[REQUIREMENT] An exact copy of the listing is needed, with every line kept.

━━━━━ MATERIAL PROVIDED ━━━━━

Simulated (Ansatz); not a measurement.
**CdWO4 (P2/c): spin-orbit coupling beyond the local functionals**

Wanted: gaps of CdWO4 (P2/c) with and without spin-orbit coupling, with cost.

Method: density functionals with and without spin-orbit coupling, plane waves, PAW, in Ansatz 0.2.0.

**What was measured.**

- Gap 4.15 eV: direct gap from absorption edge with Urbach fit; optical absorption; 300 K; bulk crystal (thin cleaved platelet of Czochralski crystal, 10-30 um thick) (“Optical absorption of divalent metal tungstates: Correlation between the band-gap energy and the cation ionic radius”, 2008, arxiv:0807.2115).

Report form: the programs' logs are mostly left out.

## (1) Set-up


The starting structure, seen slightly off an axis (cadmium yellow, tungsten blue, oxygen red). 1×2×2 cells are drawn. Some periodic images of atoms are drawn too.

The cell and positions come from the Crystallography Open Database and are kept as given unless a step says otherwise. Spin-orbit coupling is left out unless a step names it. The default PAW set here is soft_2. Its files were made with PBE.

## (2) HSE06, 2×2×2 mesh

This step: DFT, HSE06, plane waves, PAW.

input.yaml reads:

━━━━━

[WRITTEN SOLUTION]
Simulated (Ansatz); not a measurement.
**CdWO4 (P2/c): spin-orbit coupling beyond the local functionals**

Wanted: gaps of CdWO4 (P2/c) with and without spin-orbit coupling, with cost.

Method: density functionals with and without spin-orbit coupling, plane waves, PAW, in Ansatz 0.2.0.

**What was measured.**

- Gap 4.15 eV: direct gap from absorption edge with Urbach fit; optical absorption; 300 K; bulk crystal (thin cleaved platelet of Czochralski crystal, 10-30 um thick) (“Optical absorption of divalent metal tungstates: Correlation between the band-gap energy and the cation ionic radius”, 2008, arxiv:0807.2115).

Report form: the programs' logs are mostly left out.

## (1) Set-up


The starting structure, seen slightly off an axis (cadmium yellow, tungsten blue, oxygen red). 1×2×2 cells are drawn. Some periodic images of atoms are drawn too.

The cell and positions come from the Crystallography Open Database and are kept as given unless a step says otherwise. Spin-orbit coupling is left out unless a step names it. The default PAW set here is soft_2. Its files were made with PBE.

## (2) HSE06, 2×2×2 mesh

This step: DFT, HSE06, plane waves, PAW.

input.yaml reads:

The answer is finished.